⟨
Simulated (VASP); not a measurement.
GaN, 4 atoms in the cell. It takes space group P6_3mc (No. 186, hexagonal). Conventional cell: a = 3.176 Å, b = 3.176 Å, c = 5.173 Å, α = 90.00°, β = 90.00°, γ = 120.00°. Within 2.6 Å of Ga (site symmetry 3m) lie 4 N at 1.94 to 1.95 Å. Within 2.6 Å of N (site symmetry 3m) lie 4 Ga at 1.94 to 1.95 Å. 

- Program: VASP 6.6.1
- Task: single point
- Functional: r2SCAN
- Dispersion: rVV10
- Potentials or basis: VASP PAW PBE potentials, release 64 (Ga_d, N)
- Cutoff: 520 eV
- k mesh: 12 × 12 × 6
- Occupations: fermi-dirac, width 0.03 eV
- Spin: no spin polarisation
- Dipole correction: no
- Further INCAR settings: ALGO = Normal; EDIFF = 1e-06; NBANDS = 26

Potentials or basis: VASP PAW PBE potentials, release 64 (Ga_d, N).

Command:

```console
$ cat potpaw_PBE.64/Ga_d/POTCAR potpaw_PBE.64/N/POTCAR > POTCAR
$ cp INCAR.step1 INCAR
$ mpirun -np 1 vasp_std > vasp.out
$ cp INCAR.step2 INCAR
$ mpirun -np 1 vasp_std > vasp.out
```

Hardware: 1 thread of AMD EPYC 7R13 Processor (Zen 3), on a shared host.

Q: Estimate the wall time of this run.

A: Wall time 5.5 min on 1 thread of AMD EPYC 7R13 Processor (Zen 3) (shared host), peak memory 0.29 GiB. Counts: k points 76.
⟩

• _Required action_:
Quote exactly the first line of the data and every line after it through the one holding "Q: Estimate the wall time of this run.".

• _Answer section_:
Simulated (VASP); not a measurement.
GaN, 4 atoms in the cell. It takes space group P6_3mc (No. 186, hexagonal). Conventional cell: a = 3.176 Å, b = 3.176 Å, c = 5.173 Å, α = 90.00°, β = 90.00°, γ = 120.00°. Within 2.6 Å of Ga (site symmetry 3m) lie 4 N at 1.94 to 1.95 Å. Within 2.6 Å of N (site symmetry 3m) lie 4 Ga at 1.94 to 1.95 Å. 

- Program: VASP 6.6.1
- Task: single point
- Functional: r2SCAN
- Dispersion: rVV10
- Potentials or basis: VASP PAW PBE potentials, release 64 (Ga_d, N)
- Cutoff: 520 eV
- k mesh: 12 × 12 × 6
- Occupations: fermi-dirac, width 0.03 eV
- Spin: no spin polarisation
- Dipole correction: no
- Further INCAR settings: ALGO = Normal; EDIFF = 1e-06; NBANDS = 26

Potentials or basis: VASP PAW PBE potentials, release 64 (Ga_d, N).

Command:

```console
$ cat potpaw_PBE.64/Ga_d/POTCAR potpaw_PBE.64/N/POTCAR > POTCAR
$ cp INCAR.step1 INCAR
$ mpirun -np 1 vasp_std > vasp.out
$ cp INCAR.step2 INCAR
$ mpirun -np 1 vasp_std > vasp.out
```

Hardware: 1 thread of AMD EPYC 7R13 Processor (Zen 3), on a shared host.

Q: Estimate the wall time of this run.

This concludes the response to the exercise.